RECORDED INFORMATION:
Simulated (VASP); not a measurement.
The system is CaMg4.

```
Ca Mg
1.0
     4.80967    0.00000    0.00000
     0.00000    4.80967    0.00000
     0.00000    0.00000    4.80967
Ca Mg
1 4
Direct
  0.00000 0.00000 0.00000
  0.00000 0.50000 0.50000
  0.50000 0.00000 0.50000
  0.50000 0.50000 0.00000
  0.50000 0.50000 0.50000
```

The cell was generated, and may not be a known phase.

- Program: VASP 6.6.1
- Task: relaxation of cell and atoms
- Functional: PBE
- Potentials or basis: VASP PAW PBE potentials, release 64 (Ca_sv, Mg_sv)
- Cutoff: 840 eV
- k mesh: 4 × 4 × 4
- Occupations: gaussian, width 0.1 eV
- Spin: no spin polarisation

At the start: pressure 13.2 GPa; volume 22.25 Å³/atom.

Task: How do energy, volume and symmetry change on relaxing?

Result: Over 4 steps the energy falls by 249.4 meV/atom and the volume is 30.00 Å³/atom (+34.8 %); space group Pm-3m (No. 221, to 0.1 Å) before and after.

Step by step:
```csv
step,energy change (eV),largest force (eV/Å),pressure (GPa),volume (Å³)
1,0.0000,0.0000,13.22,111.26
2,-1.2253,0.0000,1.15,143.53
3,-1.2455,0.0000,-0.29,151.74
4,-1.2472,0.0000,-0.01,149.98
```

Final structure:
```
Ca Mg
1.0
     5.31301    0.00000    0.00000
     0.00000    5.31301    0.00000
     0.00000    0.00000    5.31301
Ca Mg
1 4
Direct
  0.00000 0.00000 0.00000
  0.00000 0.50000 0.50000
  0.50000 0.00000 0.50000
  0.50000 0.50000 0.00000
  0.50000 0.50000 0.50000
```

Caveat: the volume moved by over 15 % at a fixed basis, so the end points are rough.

ASSIGNED TASK:
For the lines above, output exactly those from the line containing "- k mesh: 4 × 4 × 4" through the line containing "Task: How do", and skip the others.

ANSWER BOX:
- k mesh: 4 × 4 × 4
- Occupations: gaussian, width 0.1 eV
- Spin: no spin polarisation

At the start: pressure 13.2 GPa; volume 22.25 Å³/atom.

Task: How do energy, volume and symmetry change on relaxing?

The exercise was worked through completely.